## [WORK ITEM]
Keeping every word in place, write out the entries that come next.

--- EXCERPTED RECORDS Enclosed Below ---

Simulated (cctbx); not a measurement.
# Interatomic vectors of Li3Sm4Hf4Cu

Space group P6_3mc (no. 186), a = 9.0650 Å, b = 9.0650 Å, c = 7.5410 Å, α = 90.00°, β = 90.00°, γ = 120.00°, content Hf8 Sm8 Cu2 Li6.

--- End of Enclosed EXCERPTED RECORDS ---

## [SOLUTION]
Simulated (cctbx); not a measurement.
# Interatomic vectors of Li3Sm4Hf4Cu

Space group P6_3mc (no. 186), a = 9.0650 Å, b = 9.0650 Å, c = 7.5410 Å, α = 90.00°, β = 90.00°, γ = 120.00°, content Hf8 Sm8 Cu2 Li6.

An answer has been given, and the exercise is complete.